◆ Information
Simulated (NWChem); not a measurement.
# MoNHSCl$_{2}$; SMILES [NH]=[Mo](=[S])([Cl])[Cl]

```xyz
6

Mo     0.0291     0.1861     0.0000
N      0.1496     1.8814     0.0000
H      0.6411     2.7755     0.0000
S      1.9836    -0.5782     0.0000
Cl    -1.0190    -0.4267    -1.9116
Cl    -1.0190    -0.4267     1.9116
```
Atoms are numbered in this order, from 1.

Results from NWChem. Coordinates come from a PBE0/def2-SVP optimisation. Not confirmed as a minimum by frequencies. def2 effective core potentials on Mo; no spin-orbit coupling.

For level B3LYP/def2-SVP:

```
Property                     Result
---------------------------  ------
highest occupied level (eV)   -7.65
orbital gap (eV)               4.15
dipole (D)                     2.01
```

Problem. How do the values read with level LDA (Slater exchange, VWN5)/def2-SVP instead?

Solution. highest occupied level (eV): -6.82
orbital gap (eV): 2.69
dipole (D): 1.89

◆ Brief
Restate word for word the entries above, starting at the line with "Solution. highest occupied level (eV): -6.82" and ending at the line with "orbital gap (eV): 2.69", inclusive, and no others.

◆ Task output
Solution. highest occupied level (eV): -6.82
orbital gap (eV): 2.69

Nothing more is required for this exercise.